_ _ _
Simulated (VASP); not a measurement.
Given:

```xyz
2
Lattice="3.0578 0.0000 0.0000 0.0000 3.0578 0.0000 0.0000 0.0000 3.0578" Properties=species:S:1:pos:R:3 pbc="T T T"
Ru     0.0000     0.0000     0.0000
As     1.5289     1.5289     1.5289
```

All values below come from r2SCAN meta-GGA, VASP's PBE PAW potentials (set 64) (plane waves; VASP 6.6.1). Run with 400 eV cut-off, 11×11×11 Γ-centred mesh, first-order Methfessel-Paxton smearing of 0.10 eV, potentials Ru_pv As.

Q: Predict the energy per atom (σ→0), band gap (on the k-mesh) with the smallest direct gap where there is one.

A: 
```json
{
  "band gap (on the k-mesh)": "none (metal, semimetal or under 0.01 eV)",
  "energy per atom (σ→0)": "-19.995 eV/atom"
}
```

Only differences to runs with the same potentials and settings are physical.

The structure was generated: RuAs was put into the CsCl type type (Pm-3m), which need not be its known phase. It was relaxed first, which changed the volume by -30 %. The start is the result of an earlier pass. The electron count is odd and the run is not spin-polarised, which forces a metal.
_ _ _

#### TASK ITEM:
Return the full data, every line of it, with nothing altered.

#### REPLY:
Simulated (VASP); not a measurement.
Given:

```xyz
2
Lattice="3.0578 0.0000 0.0000 0.0000 3.0578 0.0000 0.0000 0.0000 3.0578" Properties=species:S:1:pos:R:3 pbc="T T T"
Ru     0.0000     0.0000     0.0000
As     1.5289     1.5289     1.5289
```

All values below come from r2SCAN meta-GGA, VASP's PBE PAW potentials (set 64) (plane waves; VASP 6.6.1). Run with 400 eV cut-off, 11×11×11 Γ-centred mesh, first-order Methfessel-Paxton smearing of 0.10 eV, potentials Ru_pv As.

Q: Predict the energy per atom (σ→0), band gap (on the k-mesh) with the smallest direct gap where there is one.

A: 
```json
{
  "band gap (on the k-mesh)": "none (metal, semimetal or under 0.01 eV)",
  "energy per atom (σ→0)": "-19.995 eV/atom"
}
```

Only differences to runs with the same potentials and settings are physical.

The structure was generated: RuAs was put into the CsCl type type (Pm-3m), which need not be its known phase. It was relaxed first, which changed the volume by -30 %. The start is the result of an earlier pass. The electron count is odd and the run is not spin-polarised, which forces a metal.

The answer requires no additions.